WORK ORDER: The required output is the full listing below, reproduced word for word.

** Opening DATA RECORDS block **

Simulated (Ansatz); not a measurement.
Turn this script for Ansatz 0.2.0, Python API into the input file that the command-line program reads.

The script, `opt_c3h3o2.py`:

** Closing DATA RECORDS block **

TASK RESULT:
Simulated (Ansatz); not a measurement.
Turn this script for Ansatz 0.2.0, Python API into the input file that the command-line program reads.

The script, `opt_c3h3o2.py`:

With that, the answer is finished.